* TASK ITEM:
Would you repeat the entries beneath, with nothing changed?

* STUDY MATERIAL:
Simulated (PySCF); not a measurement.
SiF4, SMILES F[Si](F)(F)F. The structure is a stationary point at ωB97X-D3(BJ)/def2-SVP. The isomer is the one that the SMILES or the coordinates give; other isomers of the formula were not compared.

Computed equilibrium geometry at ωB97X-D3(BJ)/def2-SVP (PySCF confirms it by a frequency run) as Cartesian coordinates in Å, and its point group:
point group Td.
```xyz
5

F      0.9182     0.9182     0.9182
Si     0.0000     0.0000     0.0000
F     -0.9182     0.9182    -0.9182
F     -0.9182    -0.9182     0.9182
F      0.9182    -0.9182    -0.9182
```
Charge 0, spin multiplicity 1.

* TASK RESULT:
Simulated (PySCF); not a measurement.
SiF4, SMILES F[Si](F)(F)F. The structure is a stationary point at ωB97X-D3(BJ)/def2-SVP. The isomer is the one that the SMILES or the coordinates give; other isomers of the formula were not compared.

Computed equilibrium geometry at ωB97X-D3(BJ)/def2-SVP (PySCF confirms it by a frequency run) as Cartesian coordinates in Å, and its point group:
point group Td.
```xyz
5

F      0.9182     0.9182     0.9182
Si     0.0000     0.0000     0.0000
F     -0.9182     0.9182    -0.9182
F     -0.9182    -0.9182     0.9182
F      0.9182    -0.9182    -0.9182
```
Charge 0, spin multiplicity 1.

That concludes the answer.